ACTION ITEM >>
Set down exactly the entries below, beginning at their first line and ending at the line with "### Question".

BEGIN SUPPLIED INFORMATION

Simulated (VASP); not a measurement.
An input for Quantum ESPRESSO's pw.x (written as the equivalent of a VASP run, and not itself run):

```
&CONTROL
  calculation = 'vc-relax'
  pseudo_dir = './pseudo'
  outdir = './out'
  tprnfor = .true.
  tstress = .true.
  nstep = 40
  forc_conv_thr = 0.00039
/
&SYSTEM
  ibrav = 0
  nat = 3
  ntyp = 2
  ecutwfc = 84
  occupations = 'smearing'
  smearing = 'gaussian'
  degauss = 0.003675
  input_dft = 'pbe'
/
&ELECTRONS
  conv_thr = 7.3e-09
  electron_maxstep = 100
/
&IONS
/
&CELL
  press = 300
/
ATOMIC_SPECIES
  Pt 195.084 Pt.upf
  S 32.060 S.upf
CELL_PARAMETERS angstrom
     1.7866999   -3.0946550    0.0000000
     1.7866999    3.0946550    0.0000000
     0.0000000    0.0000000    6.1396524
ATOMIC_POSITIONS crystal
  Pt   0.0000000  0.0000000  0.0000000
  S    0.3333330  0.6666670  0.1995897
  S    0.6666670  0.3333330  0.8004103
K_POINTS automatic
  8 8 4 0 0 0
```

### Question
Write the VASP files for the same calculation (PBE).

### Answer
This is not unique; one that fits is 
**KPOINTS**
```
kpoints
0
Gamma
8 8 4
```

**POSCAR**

END SUPPLIED INFORMATION

SOLUTION >>
Simulated (VASP); not a measurement.
An input for Quantum ESPRESSO's pw.x (written as the equivalent of a VASP run, and not itself run):

```
&CONTROL
  calculation = 'vc-relax'
  pseudo_dir = './pseudo'
  outdir = './out'
  tprnfor = .true.
  tstress = .true.
  nstep = 40
  forc_conv_thr = 0.00039
/
&SYSTEM
  ibrav = 0
  nat = 3
  ntyp = 2
  ecutwfc = 84
  occupations = 'smearing'
  smearing = 'gaussian'
  degauss = 0.003675
  input_dft = 'pbe'
/
&ELECTRONS
  conv_thr = 7.3e-09
  electron_maxstep = 100
/
&IONS
/
&CELL
  press = 300
/
ATOMIC_SPECIES
  Pt 195.084 Pt.upf
  S 32.060 S.upf
CELL_PARAMETERS angstrom
     1.7866999   -3.0946550    0.0000000
     1.7866999    3.0946550    0.0000000
     0.0000000    0.0000000    6.1396524
ATOMIC_POSITIONS crystal
  Pt   0.0000000  0.0000000  0.0000000
  S    0.3333330  0.6666670  0.1995897
  S    0.6666670  0.3333330  0.8004103
K_POINTS automatic
  8 8 4 0 0 0
```

### Question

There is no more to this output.